*Given entries*
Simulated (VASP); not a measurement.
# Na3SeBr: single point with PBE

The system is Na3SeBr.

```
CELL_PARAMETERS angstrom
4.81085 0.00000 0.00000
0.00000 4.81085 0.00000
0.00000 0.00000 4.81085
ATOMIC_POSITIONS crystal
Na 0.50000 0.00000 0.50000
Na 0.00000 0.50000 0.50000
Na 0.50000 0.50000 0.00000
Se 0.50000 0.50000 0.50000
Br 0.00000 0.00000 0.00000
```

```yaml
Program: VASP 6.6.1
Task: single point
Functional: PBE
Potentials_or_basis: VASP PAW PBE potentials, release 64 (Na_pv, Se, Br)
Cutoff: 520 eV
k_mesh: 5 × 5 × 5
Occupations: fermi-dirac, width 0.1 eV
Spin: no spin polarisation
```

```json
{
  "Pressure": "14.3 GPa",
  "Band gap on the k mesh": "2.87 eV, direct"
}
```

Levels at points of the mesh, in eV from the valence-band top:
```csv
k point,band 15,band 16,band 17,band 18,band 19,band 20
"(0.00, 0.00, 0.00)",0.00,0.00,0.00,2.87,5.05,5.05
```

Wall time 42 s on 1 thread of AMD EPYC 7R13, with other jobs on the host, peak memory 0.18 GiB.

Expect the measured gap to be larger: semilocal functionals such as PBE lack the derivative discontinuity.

*Work order*
Please return exactly the lines from the opening line of the data above through the line with "Wall time 42", both included and nothing else.

*Written response*
Simulated (VASP); not a measurement.
# Na3SeBr: single point with PBE

The system is Na3SeBr.

```
CELL_PARAMETERS angstrom
4.81085 0.00000 0.00000
0.00000 4.81085 0.00000
0.00000 0.00000 4.81085
ATOMIC_POSITIONS crystal
Na 0.50000 0.00000 0.50000
Na 0.00000 0.50000 0.50000
Na 0.50000 0.50000 0.00000
Se 0.50000 0.50000 0.50000
Br 0.00000 0.00000 0.00000
```

```yaml
Program: VASP 6.6.1
Task: single point
Functional: PBE
Potentials_or_basis: VASP PAW PBE potentials, release 64 (Na_pv, Se, Br)
Cutoff: 520 eV
k_mesh: 5 × 5 × 5
Occupations: fermi-dirac, width 0.1 eV
Spin: no spin polarisation
```

```json
{
  "Pressure": "14.3 GPa",
  "Band gap on the k mesh": "2.87 eV, direct"
}
```

Levels at points of the mesh, in eV from the valence-band top:
```csv
k point,band 15,band 16,band 17,band 18,band 19,band 20
"(0.00, 0.00, 0.00)",0.00,0.00,0.00,2.87,5.05,5.05
```

Wall time 42 s on 1 thread of AMD EPYC 7R13, with other jobs on the host, peak memory 0.18 GiB.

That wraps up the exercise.